> _Task item_:
Although the data below holds other lines too, output only those from the line with "VASP 6.6.1 |" up to and including the line with "At the start: pressure", exactly as they appear.

*** Begin section ***
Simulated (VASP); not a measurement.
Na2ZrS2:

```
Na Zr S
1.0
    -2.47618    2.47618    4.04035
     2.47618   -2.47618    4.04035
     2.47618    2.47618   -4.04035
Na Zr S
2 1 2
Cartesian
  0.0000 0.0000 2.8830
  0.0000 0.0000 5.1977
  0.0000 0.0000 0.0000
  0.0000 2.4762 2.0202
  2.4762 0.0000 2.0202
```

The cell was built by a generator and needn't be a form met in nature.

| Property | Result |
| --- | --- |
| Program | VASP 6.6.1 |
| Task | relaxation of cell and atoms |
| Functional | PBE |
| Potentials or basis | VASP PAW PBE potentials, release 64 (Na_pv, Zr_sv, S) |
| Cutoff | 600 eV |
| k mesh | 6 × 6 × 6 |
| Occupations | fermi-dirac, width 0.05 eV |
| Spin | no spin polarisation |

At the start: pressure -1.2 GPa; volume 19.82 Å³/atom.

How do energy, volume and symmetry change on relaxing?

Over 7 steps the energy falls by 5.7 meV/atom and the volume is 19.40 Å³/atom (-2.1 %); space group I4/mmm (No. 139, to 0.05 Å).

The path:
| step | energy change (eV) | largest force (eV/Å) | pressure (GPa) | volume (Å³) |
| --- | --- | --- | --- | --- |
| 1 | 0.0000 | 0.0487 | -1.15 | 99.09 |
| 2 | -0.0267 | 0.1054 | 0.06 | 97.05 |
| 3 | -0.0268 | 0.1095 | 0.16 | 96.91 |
*** End section ***

> _Answer box_:
| Program | VASP 6.6.1 |
| Task | relaxation of cell and atoms |
| Functional | PBE |
| Potentials or basis | VASP PAW PBE potentials, release 64 (Na_pv, Zr_sv, S) |
| Cutoff | 600 eV |
| k mesh | 6 × 6 × 6 |
| Occupations | fermi-dirac, width 0.05 eV |
| Spin | no spin polarisation |

At the start: pressure -1.2 GPa; volume 19.82 Å³/atom.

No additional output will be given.